### Activity
Copy out the entries below in full and exactly.

### Data shown
%%

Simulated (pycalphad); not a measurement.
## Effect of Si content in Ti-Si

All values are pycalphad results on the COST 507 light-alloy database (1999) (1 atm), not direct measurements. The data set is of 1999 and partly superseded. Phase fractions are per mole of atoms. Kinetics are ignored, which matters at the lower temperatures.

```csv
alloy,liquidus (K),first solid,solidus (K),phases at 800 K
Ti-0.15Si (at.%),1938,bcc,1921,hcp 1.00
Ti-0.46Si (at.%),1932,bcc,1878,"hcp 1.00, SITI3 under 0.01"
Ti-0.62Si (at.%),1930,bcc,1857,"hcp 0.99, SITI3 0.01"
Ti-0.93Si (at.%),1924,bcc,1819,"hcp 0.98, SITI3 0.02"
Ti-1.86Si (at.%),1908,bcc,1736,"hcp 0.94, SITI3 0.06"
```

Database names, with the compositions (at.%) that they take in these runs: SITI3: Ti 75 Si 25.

%%

### Task output
Simulated (pycalphad); not a measurement.
## Effect of Si content in Ti-Si

All values are pycalphad results on the COST 507 light-alloy database (1999) (1 atm), not direct measurements. The data set is of 1999 and partly superseded. Phase fractions are per mole of atoms. Kinetics are ignored, which matters at the lower temperatures.

```csv
alloy,liquidus (K),first solid,solidus (K),phases at 800 K
Ti-0.15Si (at.%),1938,bcc,1921,hcp 1.00
Ti-0.46Si (at.%),1932,bcc,1878,"hcp 1.00, SITI3 under 0.01"
Ti-0.62Si (at.%),1930,bcc,1857,"hcp 0.99, SITI3 0.01"
Ti-0.93Si (at.%),1924,bcc,1819,"hcp 0.98, SITI3 0.02"
Ti-1.86Si (at.%),1908,bcc,1736,"hcp 0.94, SITI3 0.06"
```

Database names, with the compositions (at.%) that they take in these runs: SITI3: Ti 75 Si 25.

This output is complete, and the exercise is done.